===== Provided data

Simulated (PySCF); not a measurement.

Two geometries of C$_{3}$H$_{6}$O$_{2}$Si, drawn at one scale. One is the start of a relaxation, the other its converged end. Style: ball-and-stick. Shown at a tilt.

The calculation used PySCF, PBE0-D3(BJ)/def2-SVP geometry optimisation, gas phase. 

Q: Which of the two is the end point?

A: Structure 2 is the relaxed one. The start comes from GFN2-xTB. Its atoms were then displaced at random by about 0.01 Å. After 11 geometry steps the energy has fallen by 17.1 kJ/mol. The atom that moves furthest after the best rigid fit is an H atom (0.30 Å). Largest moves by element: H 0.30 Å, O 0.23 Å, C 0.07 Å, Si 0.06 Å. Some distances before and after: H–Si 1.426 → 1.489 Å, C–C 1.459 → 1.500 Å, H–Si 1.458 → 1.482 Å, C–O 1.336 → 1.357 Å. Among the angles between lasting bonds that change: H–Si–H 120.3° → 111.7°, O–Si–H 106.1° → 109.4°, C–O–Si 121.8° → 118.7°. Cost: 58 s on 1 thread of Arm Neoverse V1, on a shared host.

==========

Starting with the line with "The calculation used" above and going on through the line with "Q: Which of the two is the end point?", transcribe every line exactly, both ends included, and add nothing.

▶ Written answer
The calculation used PySCF, PBE0-D3(BJ)/def2-SVP geometry optimisation, gas phase. 

Q: Which of the two is the end point?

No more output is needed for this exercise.